▶ _Dataset entries_
○ ○ ○ ○ ○
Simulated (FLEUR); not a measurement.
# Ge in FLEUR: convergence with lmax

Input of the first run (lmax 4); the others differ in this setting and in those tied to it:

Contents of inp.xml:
○ ○ ○ ○ ○

▶ _Required action_
The data above, all of it, needs to be output exactly as written.

▶ _Task result_
Simulated (FLEUR); not a measurement.
# Ge in FLEUR: convergence with lmax

Input of the first run (lmax 4); the others differ in this setting and in those tied to it:

Contents of inp.xml:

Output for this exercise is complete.